........

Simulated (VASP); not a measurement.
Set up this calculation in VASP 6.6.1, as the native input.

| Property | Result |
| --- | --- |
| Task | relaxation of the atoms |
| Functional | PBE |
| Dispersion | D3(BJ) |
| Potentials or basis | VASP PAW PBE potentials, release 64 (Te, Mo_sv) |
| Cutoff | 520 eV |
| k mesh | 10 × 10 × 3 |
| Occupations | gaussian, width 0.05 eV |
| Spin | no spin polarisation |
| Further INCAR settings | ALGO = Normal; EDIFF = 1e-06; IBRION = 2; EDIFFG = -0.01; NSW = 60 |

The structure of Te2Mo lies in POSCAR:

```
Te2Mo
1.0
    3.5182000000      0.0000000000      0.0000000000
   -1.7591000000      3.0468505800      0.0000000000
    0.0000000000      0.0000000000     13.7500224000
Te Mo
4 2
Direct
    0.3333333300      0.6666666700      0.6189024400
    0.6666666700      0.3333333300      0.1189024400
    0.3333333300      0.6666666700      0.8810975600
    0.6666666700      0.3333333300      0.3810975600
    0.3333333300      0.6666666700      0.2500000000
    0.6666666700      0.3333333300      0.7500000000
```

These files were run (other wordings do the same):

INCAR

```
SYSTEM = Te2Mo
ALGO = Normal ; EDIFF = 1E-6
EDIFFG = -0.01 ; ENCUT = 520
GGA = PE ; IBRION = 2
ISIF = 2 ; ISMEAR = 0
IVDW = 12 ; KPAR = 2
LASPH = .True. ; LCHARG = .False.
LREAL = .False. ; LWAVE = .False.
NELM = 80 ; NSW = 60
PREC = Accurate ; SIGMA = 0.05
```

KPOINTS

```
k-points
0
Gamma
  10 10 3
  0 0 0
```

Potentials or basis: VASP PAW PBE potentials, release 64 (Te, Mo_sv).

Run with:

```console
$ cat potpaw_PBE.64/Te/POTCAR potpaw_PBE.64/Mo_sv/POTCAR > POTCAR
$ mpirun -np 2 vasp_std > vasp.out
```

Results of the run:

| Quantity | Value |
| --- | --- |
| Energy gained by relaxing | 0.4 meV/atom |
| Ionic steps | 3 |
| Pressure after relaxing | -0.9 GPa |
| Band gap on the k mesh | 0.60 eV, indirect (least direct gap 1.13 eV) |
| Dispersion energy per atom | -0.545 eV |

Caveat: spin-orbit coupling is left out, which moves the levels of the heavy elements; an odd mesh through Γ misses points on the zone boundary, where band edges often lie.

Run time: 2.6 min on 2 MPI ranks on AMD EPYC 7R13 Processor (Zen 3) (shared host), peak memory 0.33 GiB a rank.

........

_BRIEF_:
Write out exactly the lines between the start of the entries and the line containing "-0.01; NSW = 60 |", including that line and the first one.

_RESPONSE BOX_:
Simulated (VASP); not a measurement.
Set up this calculation in VASP 6.6.1, as the native input.

| Property | Result |
| --- | --- |
| Task | relaxation of the atoms |
| Functional | PBE |
| Dispersion | D3(BJ) |
| Potentials or basis | VASP PAW PBE potentials, release 64 (Te, Mo_sv) |
| Cutoff | 520 eV |
| k mesh | 10 × 10 × 3 |
| Occupations | gaussian, width 0.05 eV |
| Spin | no spin polarisation |
| Further INCAR settings | ALGO = Normal; EDIFF = 1e-06; IBRION = 2; EDIFFG = -0.01; NSW = 60 |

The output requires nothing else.